___ Dataset content ___

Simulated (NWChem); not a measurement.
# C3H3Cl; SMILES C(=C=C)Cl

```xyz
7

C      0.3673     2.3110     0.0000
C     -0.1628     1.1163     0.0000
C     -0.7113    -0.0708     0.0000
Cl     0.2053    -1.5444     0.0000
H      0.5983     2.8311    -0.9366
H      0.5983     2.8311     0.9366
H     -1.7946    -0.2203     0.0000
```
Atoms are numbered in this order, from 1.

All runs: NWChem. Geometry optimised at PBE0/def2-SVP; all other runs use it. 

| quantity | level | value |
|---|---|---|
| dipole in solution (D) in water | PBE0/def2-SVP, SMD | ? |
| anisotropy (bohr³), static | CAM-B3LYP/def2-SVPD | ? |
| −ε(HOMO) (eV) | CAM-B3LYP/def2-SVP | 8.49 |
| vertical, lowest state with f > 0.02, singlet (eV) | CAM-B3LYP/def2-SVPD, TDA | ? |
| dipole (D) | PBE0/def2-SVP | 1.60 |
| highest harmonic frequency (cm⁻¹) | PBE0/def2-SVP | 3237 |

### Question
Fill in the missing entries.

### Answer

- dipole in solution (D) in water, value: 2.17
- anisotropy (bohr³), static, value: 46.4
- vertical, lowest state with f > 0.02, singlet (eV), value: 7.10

___

No line may be left out; the records are to be transcribed in full.

Simulated (NWChem); not a measurement.
# C3H3Cl; SMILES C(=C=C)Cl

```xyz
7

C      0.3673     2.3110     0.0000
C     -0.1628     1.1163     0.0000
C     -0.7113    -0.0708     0.0000
Cl     0.2053    -1.5444     0.0000
H      0.5983     2.8311    -0.9366
H      0.5983     2.8311     0.9366
H     -1.7946    -0.2203     0.0000
```
Atoms are numbered in this order, from 1.

All runs: NWChem. Geometry optimised at PBE0/def2-SVP; all other runs use it. 

| quantity | level | value |
|---|---|---|
| dipole in solution (D) in water | PBE0/def2-SVP, SMD | ? |
| anisotropy (bohr³), static | CAM-B3LYP/def2-SVPD | ? |
| −ε(HOMO) (eV) | CAM-B3LYP/def2-SVP | 8.49 |
| vertical, lowest state with f > 0.02, singlet (eV) | CAM-B3LYP/def2-SVPD, TDA | ? |
| dipole (D) | PBE0/def2-SVP | 1.60 |
| highest harmonic frequency (cm⁻¹) | PBE0/def2-SVP | 3237 |

### Question
Fill in the missing entries.

### Answer

- dipole in solution (D) in water, value: 2.17
- anisotropy (bohr³), static, value: 46.4
- vertical, lowest state with f > 0.02, singlet (eV), value: 7.10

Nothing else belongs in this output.